++++++++
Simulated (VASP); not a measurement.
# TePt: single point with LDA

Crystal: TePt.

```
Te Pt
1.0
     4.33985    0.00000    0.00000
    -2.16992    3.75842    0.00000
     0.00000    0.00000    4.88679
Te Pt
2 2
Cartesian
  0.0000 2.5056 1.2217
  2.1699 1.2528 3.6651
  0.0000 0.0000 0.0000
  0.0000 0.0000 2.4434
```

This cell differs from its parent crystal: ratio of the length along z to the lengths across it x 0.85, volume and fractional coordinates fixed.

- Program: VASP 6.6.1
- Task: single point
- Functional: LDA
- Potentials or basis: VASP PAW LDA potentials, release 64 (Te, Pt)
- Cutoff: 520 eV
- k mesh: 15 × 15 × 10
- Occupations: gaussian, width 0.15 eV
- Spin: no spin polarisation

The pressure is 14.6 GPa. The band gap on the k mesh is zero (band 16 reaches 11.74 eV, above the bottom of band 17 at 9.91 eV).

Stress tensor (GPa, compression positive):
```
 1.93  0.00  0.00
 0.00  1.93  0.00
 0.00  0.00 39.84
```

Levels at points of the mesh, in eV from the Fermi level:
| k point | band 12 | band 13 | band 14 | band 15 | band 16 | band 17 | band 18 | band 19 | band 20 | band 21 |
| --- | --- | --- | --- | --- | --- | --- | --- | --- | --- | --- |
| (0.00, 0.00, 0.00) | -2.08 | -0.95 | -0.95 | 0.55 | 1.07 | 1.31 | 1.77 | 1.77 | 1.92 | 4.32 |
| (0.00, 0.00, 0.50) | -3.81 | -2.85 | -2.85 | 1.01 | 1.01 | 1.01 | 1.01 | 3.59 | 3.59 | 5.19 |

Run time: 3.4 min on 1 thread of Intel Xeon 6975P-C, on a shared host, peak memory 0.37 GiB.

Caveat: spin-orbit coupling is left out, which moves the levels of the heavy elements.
++++++++

ASSIGNED TASK
Copy only the entries from the first line to the line with "Run time: 3.4", each exactly as it appears.

ANSWER BOX
Simulated (VASP); not a measurement.
# TePt: single point with LDA

Crystal: TePt.

```
Te Pt
1.0
     4.33985    0.00000    0.00000
    -2.16992    3.75842    0.00000
     0.00000    0.00000    4.88679
Te Pt
2 2
Cartesian
  0.0000 2.5056 1.2217
  2.1699 1.2528 3.6651
  0.0000 0.0000 0.0000
  0.0000 0.0000 2.4434
```

This cell differs from its parent crystal: ratio of the length along z to the lengths across it x 0.85, volume and fractional coordinates fixed.

- Program: VASP 6.6.1
- Task: single point
- Functional: LDA
- Potentials or basis: VASP PAW LDA potentials, release 64 (Te, Pt)
- Cutoff: 520 eV
- k mesh: 15 × 15 × 10
- Occupations: gaussian, width 0.15 eV
- Spin: no spin polarisation

The pressure is 14.6 GPa. The band gap on the k mesh is zero (band 16 reaches 11.74 eV, above the bottom of band 17 at 9.91 eV).

Stress tensor (GPa, compression positive):
```
 1.93  0.00  0.00
 0.00  1.93  0.00
 0.00  0.00 39.84
```

Levels at points of the mesh, in eV from the Fermi level:
| k point | band 12 | band 13 | band 14 | band 15 | band 16 | band 17 | band 18 | band 19 | band 20 | band 21 |
| --- | --- | --- | --- | --- | --- | --- | --- | --- | --- | --- |
| (0.00, 0.00, 0.00) | -2.08 | -0.95 | -0.95 | 0.55 | 1.07 | 1.31 | 1.77 | 1.77 | 1.92 | 4.32 |
| (0.00, 0.00, 0.50) | -3.81 | -2.85 | -2.85 | 1.01 | 1.01 | 1.01 | 1.01 | 3.59 | 3.59 | 5.19 |

Run time: 3.4 min on 1 thread of Intel Xeon 6975P-C, on a shared host, peak memory 0.37 GiB.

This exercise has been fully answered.